## [ACTIVITY]
Write out again the entries from the first line to the line that includes "Figure 1: Si2Mo.", keeping both of those lines.

Segment Open

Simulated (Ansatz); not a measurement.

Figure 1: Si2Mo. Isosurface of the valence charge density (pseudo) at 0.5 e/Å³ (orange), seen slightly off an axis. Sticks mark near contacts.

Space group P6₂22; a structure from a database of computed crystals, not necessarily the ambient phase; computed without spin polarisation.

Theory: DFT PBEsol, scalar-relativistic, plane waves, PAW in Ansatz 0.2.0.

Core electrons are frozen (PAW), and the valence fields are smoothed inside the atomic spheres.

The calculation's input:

Segment Closed

## [EXERCISE SOLUTION]
Simulated (Ansatz); not a measurement.

Figure 1: Si2Mo. Isosurface of the valence charge density (pseudo) at 0.5 e/Å³ (orange), seen slightly off an axis. Sticks mark near contacts.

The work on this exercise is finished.